Data under study:
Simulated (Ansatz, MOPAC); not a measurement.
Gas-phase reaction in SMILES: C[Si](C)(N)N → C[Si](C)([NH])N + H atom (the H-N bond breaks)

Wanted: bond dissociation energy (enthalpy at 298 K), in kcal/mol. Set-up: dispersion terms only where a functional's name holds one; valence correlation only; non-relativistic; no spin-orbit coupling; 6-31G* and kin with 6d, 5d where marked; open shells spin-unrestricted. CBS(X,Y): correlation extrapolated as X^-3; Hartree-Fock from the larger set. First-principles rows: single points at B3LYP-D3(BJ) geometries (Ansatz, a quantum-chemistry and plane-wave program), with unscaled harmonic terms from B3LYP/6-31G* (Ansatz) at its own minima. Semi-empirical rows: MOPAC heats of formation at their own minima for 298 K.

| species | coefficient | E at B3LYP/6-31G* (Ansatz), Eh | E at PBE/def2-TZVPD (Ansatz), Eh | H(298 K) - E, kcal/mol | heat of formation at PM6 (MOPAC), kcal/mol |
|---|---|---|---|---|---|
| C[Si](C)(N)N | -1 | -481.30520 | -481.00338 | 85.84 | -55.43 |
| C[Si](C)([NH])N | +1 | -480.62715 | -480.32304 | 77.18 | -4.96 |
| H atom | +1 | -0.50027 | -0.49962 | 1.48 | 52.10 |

Assigned task: Repeating the listing in full, word for word, is the required output.

Reply:
Simulated (Ansatz, MOPAC); not a measurement.
Gas-phase reaction in SMILES: C[Si](C)(N)N → C[Si](C)([NH])N + H atom (the H-N bond breaks)

Wanted: bond dissociation energy (enthalpy at 298 K), in kcal/mol. Set-up: dispersion terms only where a functional's name holds one; valence correlation only; non-relativistic; no spin-orbit coupling; 6-31G* and kin with 6d, 5d where marked; open shells spin-unrestricted. CBS(X,Y): correlation extrapolated as X^-3; Hartree-Fock from the larger set. First-principles rows: single points at B3LYP-D3(BJ) geometries (Ansatz, a quantum-chemistry and plane-wave program), with unscaled harmonic terms from B3LYP/6-31G* (Ansatz) at its own minima. Semi-empirical rows: MOPAC heats of formation at their own minima for 298 K.

| species | coefficient | E at B3LYP/6-31G* (Ansatz), Eh | E at PBE/def2-TZVPD (Ansatz), Eh | H(298 K) - E, kcal/mol | heat of formation at PM6 (MOPAC), kcal/mol |
|---|---|---|---|---|---|
| C[Si](C)(N)N | -1 | -481.30520 | -481.00338 | 85.84 | -55.43 |
| C[Si](C)([NH])N | +1 | -480.62715 | -480.32304 | 77.18 | -4.96 |
| H atom | +1 | -0.50027 | -0.49962 | 1.48 | 52.10 |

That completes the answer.